→ **Exercise**:
Give again the lines of the data from its first line through the line with "There Os1 has". Change nothing.

→ **Source data**:
····················
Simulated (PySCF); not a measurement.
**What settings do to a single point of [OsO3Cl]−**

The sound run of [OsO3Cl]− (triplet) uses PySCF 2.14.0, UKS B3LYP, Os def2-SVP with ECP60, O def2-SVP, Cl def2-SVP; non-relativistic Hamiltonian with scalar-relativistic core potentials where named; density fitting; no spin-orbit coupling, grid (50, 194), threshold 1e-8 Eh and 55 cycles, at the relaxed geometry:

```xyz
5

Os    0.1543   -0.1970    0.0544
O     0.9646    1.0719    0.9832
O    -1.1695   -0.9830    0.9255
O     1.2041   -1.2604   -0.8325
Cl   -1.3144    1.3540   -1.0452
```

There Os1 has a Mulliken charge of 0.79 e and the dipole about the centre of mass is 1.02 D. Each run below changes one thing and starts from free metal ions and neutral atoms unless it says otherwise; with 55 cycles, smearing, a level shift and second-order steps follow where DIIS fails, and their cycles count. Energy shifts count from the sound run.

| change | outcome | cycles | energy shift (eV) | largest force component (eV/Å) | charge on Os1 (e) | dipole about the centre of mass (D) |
····················

→ **Worked solution**:
Simulated (PySCF); not a measurement.
**What settings do to a single point of [OsO3Cl]−**

The sound run of [OsO3Cl]− (triplet) uses PySCF 2.14.0, UKS B3LYP, Os def2-SVP with ECP60, O def2-SVP, Cl def2-SVP; non-relativistic Hamiltonian with scalar-relativistic core potentials where named; density fitting; no spin-orbit coupling, grid (50, 194), threshold 1e-8 Eh and 55 cycles, at the relaxed geometry:

```xyz
5

Os    0.1543   -0.1970    0.0544
O     0.9646    1.0719    0.9832
O    -1.1695   -0.9830    0.9255
O     1.2041   -1.2604   -0.8325
Cl   -1.3144    1.3540   -1.0452
```

There Os1 has a Mulliken charge of 0.79 e and the dipole about the centre of mass is 1.02 D. Each run below changes one thing and starts from free metal ions and neutral atoms unless it says otherwise; with 55 cycles, smearing, a level shift and second-order steps follow where DIIS fails, and their cycles count. Energy shifts count from the sound run.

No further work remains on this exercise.